ACTIVITY:
A faithful transcription of all the records is required.

DATASET CONTENT:

§

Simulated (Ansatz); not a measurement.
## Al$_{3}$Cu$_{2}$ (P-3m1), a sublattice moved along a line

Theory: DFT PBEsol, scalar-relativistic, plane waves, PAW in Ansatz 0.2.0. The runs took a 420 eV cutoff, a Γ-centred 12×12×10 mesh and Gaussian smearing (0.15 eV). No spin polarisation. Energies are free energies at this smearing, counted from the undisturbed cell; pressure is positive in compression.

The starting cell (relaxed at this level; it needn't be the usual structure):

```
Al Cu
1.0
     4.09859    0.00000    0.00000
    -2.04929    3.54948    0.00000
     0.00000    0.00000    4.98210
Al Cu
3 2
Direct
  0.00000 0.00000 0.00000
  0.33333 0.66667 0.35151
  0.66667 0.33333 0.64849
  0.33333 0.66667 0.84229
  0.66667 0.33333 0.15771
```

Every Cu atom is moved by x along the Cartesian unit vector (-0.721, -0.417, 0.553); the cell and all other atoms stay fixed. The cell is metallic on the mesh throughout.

§

EXERCISE RESPONSE:
Simulated (Ansatz); not a measurement.
## Al$_{3}$Cu$_{2}$ (P-3m1), a sublattice moved along a line

Theory: DFT PBEsol, scalar-relativistic, plane waves, PAW in Ansatz 0.2.0. The runs took a 420 eV cutoff, a Γ-centred 12×12×10 mesh and Gaussian smearing (0.15 eV). No spin polarisation. Energies are free energies at this smearing, counted from the undisturbed cell; pressure is positive in compression.

The starting cell (relaxed at this level; it needn't be the usual structure):

```
Al Cu
1.0
     4.09859    0.00000    0.00000
    -2.04929    3.54948    0.00000
     0.00000    0.00000    4.98210
Al Cu
3 2
Direct
  0.00000 0.00000 0.00000
  0.33333 0.66667 0.35151
  0.66667 0.33333 0.64849
  0.33333 0.66667 0.84229
  0.66667 0.33333 0.15771
```

Every Cu atom is moved by x along the Cartesian unit vector (-0.721, -0.417, 0.553); the cell and all other atoms stay fixed. The cell is metallic on the mesh throughout.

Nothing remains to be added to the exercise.